▶ **Action item**
Print word for word the first line of the records below and every following line through the one containing "# Thermionic-field emission"; print nothing else.

▶ **Record extracts**
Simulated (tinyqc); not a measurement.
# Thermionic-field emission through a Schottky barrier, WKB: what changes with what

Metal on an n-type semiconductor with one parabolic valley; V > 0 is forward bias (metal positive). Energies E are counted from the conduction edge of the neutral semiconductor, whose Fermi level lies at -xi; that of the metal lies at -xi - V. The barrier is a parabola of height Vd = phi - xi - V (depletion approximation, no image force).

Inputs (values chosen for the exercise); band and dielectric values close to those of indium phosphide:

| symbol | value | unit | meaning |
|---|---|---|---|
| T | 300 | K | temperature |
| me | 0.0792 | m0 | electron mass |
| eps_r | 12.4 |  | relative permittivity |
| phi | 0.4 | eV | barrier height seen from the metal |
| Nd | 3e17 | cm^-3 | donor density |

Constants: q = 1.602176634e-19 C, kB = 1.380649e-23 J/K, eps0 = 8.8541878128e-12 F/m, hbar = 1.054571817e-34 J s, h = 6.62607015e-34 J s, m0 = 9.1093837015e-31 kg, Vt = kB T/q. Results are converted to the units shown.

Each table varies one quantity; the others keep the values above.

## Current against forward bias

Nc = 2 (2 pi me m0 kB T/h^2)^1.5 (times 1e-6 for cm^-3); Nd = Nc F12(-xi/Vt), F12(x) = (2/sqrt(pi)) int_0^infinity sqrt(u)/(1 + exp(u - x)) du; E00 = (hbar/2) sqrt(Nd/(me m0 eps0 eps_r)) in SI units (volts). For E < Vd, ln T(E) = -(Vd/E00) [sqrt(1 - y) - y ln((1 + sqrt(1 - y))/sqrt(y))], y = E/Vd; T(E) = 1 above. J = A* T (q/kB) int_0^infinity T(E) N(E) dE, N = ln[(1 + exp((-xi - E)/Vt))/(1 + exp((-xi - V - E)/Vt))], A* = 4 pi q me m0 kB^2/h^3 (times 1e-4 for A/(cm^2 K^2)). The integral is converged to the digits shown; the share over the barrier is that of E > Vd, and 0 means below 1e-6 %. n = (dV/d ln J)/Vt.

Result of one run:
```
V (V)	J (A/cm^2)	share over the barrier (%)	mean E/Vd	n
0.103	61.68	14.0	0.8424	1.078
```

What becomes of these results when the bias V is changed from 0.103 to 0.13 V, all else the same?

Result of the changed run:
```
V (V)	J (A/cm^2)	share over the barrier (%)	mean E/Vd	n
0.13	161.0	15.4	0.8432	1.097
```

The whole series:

▶ **Written response**
Simulated (tinyqc); not a measurement.
# Thermionic-field emission through a Schottky barrier, WKB: what changes with what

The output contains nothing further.